WORK ITEM » Return the listing below in full, exactly.

MATERIAL SUPPLIED »
◆ ◆ ◆
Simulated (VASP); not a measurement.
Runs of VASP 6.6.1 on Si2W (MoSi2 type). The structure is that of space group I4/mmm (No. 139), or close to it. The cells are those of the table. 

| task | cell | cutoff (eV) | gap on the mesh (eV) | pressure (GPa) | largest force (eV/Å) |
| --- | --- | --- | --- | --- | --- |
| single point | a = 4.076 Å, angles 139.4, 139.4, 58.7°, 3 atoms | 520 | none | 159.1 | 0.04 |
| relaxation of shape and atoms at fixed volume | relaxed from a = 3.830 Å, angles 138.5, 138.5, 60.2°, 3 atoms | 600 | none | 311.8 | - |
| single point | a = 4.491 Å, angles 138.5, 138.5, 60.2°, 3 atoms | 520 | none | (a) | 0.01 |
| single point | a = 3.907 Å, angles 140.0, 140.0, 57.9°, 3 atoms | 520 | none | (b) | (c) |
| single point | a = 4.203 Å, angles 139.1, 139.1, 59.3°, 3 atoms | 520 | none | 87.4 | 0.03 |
◆ ◆ ◆

TASK OUTPUT »
Simulated (VASP); not a measurement.
Runs of VASP 6.6.1 on Si2W (MoSi2 type). The structure is that of space group I4/mmm (No. 139), or close to it. The cells are those of the table. 

| task | cell | cutoff (eV) | gap on the mesh (eV) | pressure (GPa) | largest force (eV/Å) |
| --- | --- | --- | --- | --- | --- |
| single point | a = 4.076 Å, angles 139.4, 139.4, 58.7°, 3 atoms | 520 | none | 159.1 | 0.04 |
| relaxation of shape and atoms at fixed volume | relaxed from a = 3.830 Å, angles 138.5, 138.5, 60.2°, 3 atoms | 600 | none | 311.8 | - |
| single point | a = 4.491 Å, angles 138.5, 138.5, 60.2°, 3 atoms | 520 | none | (a) | 0.01 |
| single point | a = 3.907 Å, angles 140.0, 140.0, 57.9°, 3 atoms | 520 | none | (b) | (c) |
| single point | a = 4.203 Å, angles 139.1, 139.1, 59.3°, 3 atoms | 520 | none | 87.4 | 0.03 |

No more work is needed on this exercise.